===== Data listing =====
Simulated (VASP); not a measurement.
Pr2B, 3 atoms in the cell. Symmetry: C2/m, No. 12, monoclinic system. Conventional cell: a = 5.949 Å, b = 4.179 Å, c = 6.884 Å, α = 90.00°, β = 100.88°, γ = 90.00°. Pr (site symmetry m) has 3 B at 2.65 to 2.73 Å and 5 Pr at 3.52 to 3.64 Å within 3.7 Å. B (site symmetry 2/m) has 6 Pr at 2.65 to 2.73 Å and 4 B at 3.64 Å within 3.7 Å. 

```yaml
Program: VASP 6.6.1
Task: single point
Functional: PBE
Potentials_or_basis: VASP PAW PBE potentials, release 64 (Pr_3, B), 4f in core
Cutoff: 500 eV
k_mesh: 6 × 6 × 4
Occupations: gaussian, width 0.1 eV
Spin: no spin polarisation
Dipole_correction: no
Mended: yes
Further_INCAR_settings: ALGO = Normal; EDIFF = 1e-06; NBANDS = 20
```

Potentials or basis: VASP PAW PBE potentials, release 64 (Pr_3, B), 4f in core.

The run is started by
=====

Brief:
Print out all the material above, unaltered.

Task answer:
Simulated (VASP); not a measurement.
Pr2B, 3 atoms in the cell. Symmetry: C2/m, No. 12, monoclinic system. Conventional cell: a = 5.949 Å, b = 4.179 Å, c = 6.884 Å, α = 90.00°, β = 100.88°, γ = 90.00°. Pr (site symmetry m) has 3 B at 2.65 to 2.73 Å and 5 Pr at 3.52 to 3.64 Å within 3.7 Å. B (site symmetry 2/m) has 6 Pr at 2.65 to 2.73 Å and 4 B at 3.64 Å within 3.7 Å. 

```yaml
Program: VASP 6.6.1
Task: single point
Functional: PBE
Potentials_or_basis: VASP PAW PBE potentials, release 64 (Pr_3, B), 4f in core
Cutoff: 500 eV
k_mesh: 6 × 6 × 4
Occupations: gaussian, width 0.1 eV
Spin: no spin polarisation
Dipole_correction: no
Mended: yes
Further_INCAR_settings: ALGO = Normal; EDIFF = 1e-06; NBANDS = 20
```

Potentials or basis: VASP PAW PBE potentials, release 64 (Pr_3, B), 4f in core.

The run is started by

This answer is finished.